Start of Extracted records

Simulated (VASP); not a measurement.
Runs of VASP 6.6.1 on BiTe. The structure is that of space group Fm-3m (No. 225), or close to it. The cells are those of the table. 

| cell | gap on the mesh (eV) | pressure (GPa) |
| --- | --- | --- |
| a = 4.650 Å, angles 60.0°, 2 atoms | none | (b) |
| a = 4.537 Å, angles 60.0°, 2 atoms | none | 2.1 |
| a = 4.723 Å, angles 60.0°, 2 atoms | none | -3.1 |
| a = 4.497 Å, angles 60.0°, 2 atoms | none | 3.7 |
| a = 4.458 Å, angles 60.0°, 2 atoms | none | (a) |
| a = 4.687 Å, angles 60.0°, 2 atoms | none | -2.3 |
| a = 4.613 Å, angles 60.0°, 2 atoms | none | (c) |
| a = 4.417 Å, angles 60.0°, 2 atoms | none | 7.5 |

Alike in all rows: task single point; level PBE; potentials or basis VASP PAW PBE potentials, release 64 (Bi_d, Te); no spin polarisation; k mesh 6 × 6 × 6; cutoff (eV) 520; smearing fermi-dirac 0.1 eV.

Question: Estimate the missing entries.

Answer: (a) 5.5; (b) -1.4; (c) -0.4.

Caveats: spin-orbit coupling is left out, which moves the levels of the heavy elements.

End of Extracted records

» Task item: Restate word for word only the lines above from the line containing "Runs of VASP" to the line containing "Answer: (a) 5.5; (b) -1.4; (c) -0.4.", both of them included.

» Solution:
Runs of VASP 6.6.1 on BiTe. The structure is that of space group Fm-3m (No. 225), or close to it. The cells are those of the table. 

| cell | gap on the mesh (eV) | pressure (GPa) |
| --- | --- | --- |
| a = 4.650 Å, angles 60.0°, 2 atoms | none | (b) |
| a = 4.537 Å, angles 60.0°, 2 atoms | none | 2.1 |
| a = 4.723 Å, angles 60.0°, 2 atoms | none | -3.1 |
| a = 4.497 Å, angles 60.0°, 2 atoms | none | 3.7 |
| a = 4.458 Å, angles 60.0°, 2 atoms | none | (a) |
| a = 4.687 Å, angles 60.0°, 2 atoms | none | -2.3 |
| a = 4.613 Å, angles 60.0°, 2 atoms | none | (c) |
| a = 4.417 Å, angles 60.0°, 2 atoms | none | 7.5 |

Alike in all rows: task single point; level PBE; potentials or basis VASP PAW PBE potentials, release 64 (Bi_d, Te); no spin polarisation; k mesh 6 × 6 × 6; cutoff (eV) 520; smearing fermi-dirac 0.1 eV.

Question: Estimate the missing entries.

Answer: (a) 5.5; (b) -1.4; (c) -0.4.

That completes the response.